## Requirement
Your answer should consist only of the lines below from the one with "-114.73758 | 0 | 0.0993 |" through the one with "-0.79406 | 0 | 1.70 |", copied exactly.

## Given information
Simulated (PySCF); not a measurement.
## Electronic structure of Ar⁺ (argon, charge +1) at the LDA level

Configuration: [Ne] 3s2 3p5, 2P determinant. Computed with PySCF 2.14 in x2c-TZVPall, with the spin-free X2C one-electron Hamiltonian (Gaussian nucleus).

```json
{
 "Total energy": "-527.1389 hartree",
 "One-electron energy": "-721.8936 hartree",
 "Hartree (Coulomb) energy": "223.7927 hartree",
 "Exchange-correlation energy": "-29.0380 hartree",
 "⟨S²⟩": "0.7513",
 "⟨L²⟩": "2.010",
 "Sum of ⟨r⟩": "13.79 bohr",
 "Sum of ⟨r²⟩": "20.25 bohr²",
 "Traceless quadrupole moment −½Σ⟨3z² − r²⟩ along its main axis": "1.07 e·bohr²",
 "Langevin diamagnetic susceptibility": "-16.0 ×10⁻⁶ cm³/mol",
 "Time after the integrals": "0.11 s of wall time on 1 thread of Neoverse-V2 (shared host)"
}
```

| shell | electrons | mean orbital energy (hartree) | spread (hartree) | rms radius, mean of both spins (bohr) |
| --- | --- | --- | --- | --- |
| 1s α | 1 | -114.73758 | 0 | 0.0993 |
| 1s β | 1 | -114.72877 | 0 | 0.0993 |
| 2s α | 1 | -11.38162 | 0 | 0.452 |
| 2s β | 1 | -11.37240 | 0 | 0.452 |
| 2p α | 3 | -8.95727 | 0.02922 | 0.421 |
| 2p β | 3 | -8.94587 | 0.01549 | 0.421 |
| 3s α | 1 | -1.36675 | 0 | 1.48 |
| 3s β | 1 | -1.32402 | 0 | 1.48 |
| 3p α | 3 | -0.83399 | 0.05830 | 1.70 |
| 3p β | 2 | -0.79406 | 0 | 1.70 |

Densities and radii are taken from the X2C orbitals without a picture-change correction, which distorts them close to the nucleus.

## Your response
| 1s α | 1 | -114.73758 | 0 | 0.0993 |
| 1s β | 1 | -114.72877 | 0 | 0.0993 |
| 2s α | 1 | -11.38162 | 0 | 0.452 |
| 2s β | 1 | -11.37240 | 0 | 0.452 |
| 2p α | 3 | -8.95727 | 0.02922 | 0.421 |
| 2p β | 3 | -8.94587 | 0.01549 | 0.421 |
| 3s α | 1 | -1.36675 | 0 | 1.48 |
| 3s β | 1 | -1.32402 | 0 | 1.48 |
| 3p α | 3 | -0.83399 | 0.05830 | 1.70 |
| 3p β | 2 | -0.79406 | 0 | 1.70 |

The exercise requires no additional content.